***** THE DATA *****

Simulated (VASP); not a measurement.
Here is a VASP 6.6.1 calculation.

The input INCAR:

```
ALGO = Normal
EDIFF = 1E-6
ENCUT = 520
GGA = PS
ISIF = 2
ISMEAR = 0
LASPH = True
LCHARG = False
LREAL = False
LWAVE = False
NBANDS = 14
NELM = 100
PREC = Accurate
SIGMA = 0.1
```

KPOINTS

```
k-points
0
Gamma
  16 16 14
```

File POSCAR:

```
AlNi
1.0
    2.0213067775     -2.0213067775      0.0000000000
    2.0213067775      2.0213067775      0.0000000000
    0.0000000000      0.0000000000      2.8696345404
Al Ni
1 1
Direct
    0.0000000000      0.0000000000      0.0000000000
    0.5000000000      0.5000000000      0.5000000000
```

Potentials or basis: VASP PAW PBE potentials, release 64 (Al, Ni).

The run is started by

*****

* WORK TASK: Would you please return all of the data exactly?

* EXERCISE ANSWER:
Simulated (VASP); not a measurement.
Here is a VASP 6.6.1 calculation.

The input INCAR:

```
ALGO = Normal
EDIFF = 1E-6
ENCUT = 520
GGA = PS
ISIF = 2
ISMEAR = 0
LASPH = True
LCHARG = False
LREAL = False
LWAVE = False
NBANDS = 14
NELM = 100
PREC = Accurate
SIGMA = 0.1
```

KPOINTS

```
k-points
0
Gamma
  16 16 14
```

File POSCAR:

```
AlNi
1.0
    2.0213067775     -2.0213067775      0.0000000000
    2.0213067775      2.0213067775      0.0000000000
    0.0000000000      0.0000000000      2.8696345404
Al Ni
1 1
Direct
    0.0000000000      0.0000000000      0.0000000000
    0.5000000000      0.5000000000      0.5000000000
```

Potentials or basis: VASP PAW PBE potentials, release 64 (Al, Ni).

The run is started by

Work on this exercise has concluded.